▶ ACTION ITEM
For the entries below, the expected answer is the line with "Potentials or basis: VASP", the line with "Question: Estimate the wall time of this run.", and every line between them, exactly as written, and nothing more.

▶ GIVEN ENTRIES
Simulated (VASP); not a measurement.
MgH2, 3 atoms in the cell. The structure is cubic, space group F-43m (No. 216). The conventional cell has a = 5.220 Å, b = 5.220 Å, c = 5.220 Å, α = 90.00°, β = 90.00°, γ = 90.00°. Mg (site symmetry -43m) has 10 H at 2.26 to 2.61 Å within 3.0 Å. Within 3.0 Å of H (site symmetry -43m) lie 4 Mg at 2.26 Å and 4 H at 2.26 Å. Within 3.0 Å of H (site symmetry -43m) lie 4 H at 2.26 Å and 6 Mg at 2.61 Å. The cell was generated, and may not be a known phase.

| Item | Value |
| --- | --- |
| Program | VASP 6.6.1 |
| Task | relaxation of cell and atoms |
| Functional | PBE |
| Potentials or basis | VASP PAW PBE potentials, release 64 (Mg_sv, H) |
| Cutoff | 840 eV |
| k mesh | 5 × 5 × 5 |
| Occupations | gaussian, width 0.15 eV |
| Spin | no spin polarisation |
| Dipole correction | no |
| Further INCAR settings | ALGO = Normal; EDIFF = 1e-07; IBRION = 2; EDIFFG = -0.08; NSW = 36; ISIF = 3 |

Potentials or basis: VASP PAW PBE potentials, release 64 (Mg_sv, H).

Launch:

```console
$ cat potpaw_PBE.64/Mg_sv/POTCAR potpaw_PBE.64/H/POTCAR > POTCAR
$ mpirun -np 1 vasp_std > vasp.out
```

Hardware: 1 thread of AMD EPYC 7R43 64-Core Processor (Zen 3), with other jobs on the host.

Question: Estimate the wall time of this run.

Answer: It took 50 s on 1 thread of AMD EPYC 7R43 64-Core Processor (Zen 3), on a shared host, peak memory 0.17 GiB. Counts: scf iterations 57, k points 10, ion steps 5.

▶ EXERCISE RESULT
Potentials or basis: VASP PAW PBE potentials, release 64 (Mg_sv, H).

Launch:

```console
$ cat potpaw_PBE.64/Mg_sv/POTCAR potpaw_PBE.64/H/POTCAR > POTCAR
$ mpirun -np 1 vasp_std > vasp.out
```

Hardware: 1 thread of AMD EPYC 7R43 64-Core Processor (Zen 3), with other jobs on the host.

Question: Estimate the wall time of this run.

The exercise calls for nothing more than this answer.